::: Dataset excerpts :::

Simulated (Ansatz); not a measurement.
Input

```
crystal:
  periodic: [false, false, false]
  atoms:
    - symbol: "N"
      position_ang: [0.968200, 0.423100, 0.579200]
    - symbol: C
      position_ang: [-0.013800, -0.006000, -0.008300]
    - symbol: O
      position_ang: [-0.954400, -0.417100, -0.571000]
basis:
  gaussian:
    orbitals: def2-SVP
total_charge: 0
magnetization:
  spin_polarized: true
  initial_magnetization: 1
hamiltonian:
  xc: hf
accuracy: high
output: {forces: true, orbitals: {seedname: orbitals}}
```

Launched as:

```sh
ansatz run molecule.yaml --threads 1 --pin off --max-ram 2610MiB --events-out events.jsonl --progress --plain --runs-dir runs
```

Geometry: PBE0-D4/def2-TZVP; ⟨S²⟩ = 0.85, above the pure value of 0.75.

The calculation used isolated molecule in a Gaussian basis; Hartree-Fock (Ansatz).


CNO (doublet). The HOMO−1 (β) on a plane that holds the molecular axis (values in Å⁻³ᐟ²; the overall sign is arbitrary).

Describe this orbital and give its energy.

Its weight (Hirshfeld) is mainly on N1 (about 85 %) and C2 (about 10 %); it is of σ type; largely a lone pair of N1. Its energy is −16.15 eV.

:::

▶ **Required action**
Set the data down once more, exactly as it stands.

▶ **Result**
Simulated (Ansatz); not a measurement.
Input

```
crystal:
  periodic: [false, false, false]
  atoms:
    - symbol: "N"
      position_ang: [0.968200, 0.423100, 0.579200]
    - symbol: C
      position_ang: [-0.013800, -0.006000, -0.008300]
    - symbol: O
      position_ang: [-0.954400, -0.417100, -0.571000]
basis:
  gaussian:
    orbitals: def2-SVP
total_charge: 0
magnetization:
  spin_polarized: true
  initial_magnetization: 1
hamiltonian:
  xc: hf
accuracy: high
output: {forces: true, orbitals: {seedname: orbitals}}
```

Launched as:

```sh
ansatz run molecule.yaml --threads 1 --pin off --max-ram 2610MiB --events-out events.jsonl --progress --plain --runs-dir runs
```

Geometry: PBE0-D4/def2-TZVP; ⟨S²⟩ = 0.85, above the pure value of 0.75.

The calculation used isolated molecule in a Gaussian basis; Hartree-Fock (Ansatz).


CNO (doublet). The HOMO−1 (β) on a plane that holds the molecular axis (values in Å⁻³ᐟ²; the overall sign is arbitrary).

Describe this orbital and give its energy.

Its weight (Hirshfeld) is mainly on N1 (about 85 %) and C2 (about 10 %); it is of σ type; largely a lone pair of N1. Its energy is −16.15 eV.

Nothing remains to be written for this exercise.